#### [Assignment]
Please write out the listing beneath this sentence exactly, from its first line to the line with "gamma = sqrt((r", and stop there.

•••
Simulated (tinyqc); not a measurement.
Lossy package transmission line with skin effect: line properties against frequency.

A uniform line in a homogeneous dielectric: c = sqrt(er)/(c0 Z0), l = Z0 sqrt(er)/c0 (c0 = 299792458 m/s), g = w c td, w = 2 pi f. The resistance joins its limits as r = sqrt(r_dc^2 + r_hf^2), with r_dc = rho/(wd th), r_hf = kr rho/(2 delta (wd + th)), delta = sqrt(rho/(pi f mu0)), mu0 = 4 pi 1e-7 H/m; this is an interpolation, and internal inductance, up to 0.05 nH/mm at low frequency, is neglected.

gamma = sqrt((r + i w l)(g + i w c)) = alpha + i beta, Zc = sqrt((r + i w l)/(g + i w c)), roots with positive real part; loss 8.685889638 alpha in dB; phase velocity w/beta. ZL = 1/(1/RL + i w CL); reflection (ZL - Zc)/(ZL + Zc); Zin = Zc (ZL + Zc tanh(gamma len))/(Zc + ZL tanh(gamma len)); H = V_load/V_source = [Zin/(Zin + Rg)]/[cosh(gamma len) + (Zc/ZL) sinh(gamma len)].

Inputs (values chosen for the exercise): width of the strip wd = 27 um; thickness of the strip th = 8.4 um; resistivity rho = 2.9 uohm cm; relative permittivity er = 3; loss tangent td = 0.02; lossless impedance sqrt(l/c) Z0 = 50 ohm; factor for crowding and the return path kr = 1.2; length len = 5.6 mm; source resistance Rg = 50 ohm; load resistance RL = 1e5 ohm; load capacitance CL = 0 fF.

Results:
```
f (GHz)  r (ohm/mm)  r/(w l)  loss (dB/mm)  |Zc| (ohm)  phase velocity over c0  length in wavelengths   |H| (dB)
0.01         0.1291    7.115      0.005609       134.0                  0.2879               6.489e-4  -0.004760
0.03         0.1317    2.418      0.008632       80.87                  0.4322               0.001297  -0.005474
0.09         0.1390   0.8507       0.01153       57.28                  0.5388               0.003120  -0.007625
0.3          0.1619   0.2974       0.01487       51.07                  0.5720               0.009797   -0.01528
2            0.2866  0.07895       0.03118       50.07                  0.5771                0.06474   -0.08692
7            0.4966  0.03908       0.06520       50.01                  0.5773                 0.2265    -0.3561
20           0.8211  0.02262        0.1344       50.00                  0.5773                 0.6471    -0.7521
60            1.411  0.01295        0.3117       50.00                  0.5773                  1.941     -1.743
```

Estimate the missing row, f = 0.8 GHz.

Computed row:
•••

#### [Answer area]
Simulated (tinyqc); not a measurement.
Lossy package transmission line with skin effect: line properties against frequency.

A uniform line in a homogeneous dielectric: c = sqrt(er)/(c0 Z0), l = Z0 sqrt(er)/c0 (c0 = 299792458 m/s), g = w c td, w = 2 pi f. The resistance joins its limits as r = sqrt(r_dc^2 + r_hf^2), with r_dc = rho/(wd th), r_hf = kr rho/(2 delta (wd + th)), delta = sqrt(rho/(pi f mu0)), mu0 = 4 pi 1e-7 H/m; this is an interpolation, and internal inductance, up to 0.05 nH/mm at low frequency, is neglected.

gamma = sqrt((r + i w l)(g + i w c)) = alpha + i beta, Zc = sqrt((r + i w l)/(g + i w c)), roots with positive real part; loss 8.685889638 alpha in dB; phase velocity w/beta. ZL = 1/(1/RL + i w CL); reflection (ZL - Zc)/(ZL + Zc); Zin = Zc (ZL + Zc tanh(gamma len))/(Zc + ZL tanh(gamma len)); H = V_load/V_source = [Zin/(Zin + Rg)]/[cosh(gamma len) + (Zc/ZL) sinh(gamma len)].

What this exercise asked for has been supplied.